▶ [WORK ITEM] Copy exactly the lines of the data below that run from the line holding "From orbital energies to excitation energies" through the line holding "H7, H8 on C2)", both ends included.

(Beginning of STORED DATA)
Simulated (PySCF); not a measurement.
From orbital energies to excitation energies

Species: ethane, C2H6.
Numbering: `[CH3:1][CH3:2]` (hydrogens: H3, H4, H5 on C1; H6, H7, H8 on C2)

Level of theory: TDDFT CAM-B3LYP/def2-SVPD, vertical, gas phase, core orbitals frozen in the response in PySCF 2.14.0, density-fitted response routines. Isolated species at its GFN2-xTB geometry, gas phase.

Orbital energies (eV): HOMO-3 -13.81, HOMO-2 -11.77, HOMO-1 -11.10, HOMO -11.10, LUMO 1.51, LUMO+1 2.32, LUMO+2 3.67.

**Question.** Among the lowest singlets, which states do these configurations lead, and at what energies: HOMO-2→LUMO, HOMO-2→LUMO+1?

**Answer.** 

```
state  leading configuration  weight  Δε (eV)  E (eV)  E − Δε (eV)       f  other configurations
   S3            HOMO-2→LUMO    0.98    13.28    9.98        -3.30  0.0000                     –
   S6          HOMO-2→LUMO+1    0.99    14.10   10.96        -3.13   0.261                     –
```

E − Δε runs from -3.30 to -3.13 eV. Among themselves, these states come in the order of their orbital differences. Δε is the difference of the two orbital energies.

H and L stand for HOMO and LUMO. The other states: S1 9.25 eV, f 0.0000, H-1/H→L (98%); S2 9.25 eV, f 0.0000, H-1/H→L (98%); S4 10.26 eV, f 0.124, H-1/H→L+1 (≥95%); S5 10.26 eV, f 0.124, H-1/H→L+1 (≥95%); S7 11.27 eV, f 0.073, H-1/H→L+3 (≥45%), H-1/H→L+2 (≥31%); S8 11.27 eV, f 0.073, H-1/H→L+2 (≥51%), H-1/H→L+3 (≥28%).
(End of STORED DATA)

▶ [ANSWER SPACE]
From orbital energies to excitation energies

Species: ethane, C2H6.
Numbering: `[CH3:1][CH3:2]` (hydrogens: H3, H4, H5 on C1; H6, H7, H8 on C2)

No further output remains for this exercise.